Work request —
Retype the material exactly, ending with the line containing "Numbers of over".

Provided information —
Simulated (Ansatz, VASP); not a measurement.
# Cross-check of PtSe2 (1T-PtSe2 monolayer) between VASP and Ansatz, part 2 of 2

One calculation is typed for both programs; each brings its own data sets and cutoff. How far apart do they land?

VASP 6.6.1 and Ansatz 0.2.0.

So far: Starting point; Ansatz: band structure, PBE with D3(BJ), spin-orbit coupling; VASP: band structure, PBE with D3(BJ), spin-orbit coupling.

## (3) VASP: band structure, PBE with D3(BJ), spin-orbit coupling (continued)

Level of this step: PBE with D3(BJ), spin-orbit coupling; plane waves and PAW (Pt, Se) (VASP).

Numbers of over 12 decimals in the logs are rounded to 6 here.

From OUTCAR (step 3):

Your solution —
Simulated (Ansatz, VASP); not a measurement.
# Cross-check of PtSe2 (1T-PtSe2 monolayer) between VASP and Ansatz, part 2 of 2

One calculation is typed for both programs; each brings its own data sets and cutoff. How far apart do they land?

VASP 6.6.1 and Ansatz 0.2.0.

So far: Starting point; Ansatz: band structure, PBE with D3(BJ), spin-orbit coupling; VASP: band structure, PBE with D3(BJ), spin-orbit coupling.

## (3) VASP: band structure, PBE with D3(BJ), spin-orbit coupling (continued)

Level of this step: PBE with D3(BJ), spin-orbit coupling; plane waves and PAW (Pt, Se) (VASP).

Numbers of over 12 decimals in the logs are rounded to 6 here.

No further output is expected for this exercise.